Dataset content Block Start
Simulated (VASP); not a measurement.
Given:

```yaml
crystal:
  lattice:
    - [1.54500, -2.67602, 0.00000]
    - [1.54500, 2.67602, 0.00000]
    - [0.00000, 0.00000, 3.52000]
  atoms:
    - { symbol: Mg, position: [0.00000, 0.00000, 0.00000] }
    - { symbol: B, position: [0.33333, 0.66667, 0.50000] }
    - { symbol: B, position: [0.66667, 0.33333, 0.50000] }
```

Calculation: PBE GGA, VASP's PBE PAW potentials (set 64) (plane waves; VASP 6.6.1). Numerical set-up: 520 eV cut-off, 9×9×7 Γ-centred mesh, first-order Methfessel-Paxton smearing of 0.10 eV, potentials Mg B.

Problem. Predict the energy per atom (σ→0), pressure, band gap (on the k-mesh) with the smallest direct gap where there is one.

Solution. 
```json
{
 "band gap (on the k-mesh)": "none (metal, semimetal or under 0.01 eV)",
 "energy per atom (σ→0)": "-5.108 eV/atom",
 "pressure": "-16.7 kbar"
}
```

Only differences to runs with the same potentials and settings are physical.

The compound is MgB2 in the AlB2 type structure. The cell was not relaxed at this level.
Dataset content Block End

• _Activity_
Once the records are read, print each of them exactly as written.

• _Written reply_
Simulated (VASP); not a measurement.
Given:

```yaml
crystal:
  lattice:
    - [1.54500, -2.67602, 0.00000]
    - [1.54500, 2.67602, 0.00000]
    - [0.00000, 0.00000, 3.52000]
  atoms:
    - { symbol: Mg, position: [0.00000, 0.00000, 0.00000] }
    - { symbol: B, position: [0.33333, 0.66667, 0.50000] }
    - { symbol: B, position: [0.66667, 0.33333, 0.50000] }
```

Calculation: PBE GGA, VASP's PBE PAW potentials (set 64) (plane waves; VASP 6.6.1). Numerical set-up: 520 eV cut-off, 9×9×7 Γ-centred mesh, first-order Methfessel-Paxton smearing of 0.10 eV, potentials Mg B.

Problem. Predict the energy per atom (σ→0), pressure, band gap (on the k-mesh) with the smallest direct gap where there is one.

Solution. 
```json
{
 "band gap (on the k-mesh)": "none (metal, semimetal or under 0.01 eV)",
 "energy per atom (σ→0)": "-5.108 eV/atom",
 "pressure": "-16.7 kbar"
}
```

Only differences to runs with the same potentials and settings are physical.

The compound is MgB2 in the AlB2 type structure. The cell was not relaxed at this level.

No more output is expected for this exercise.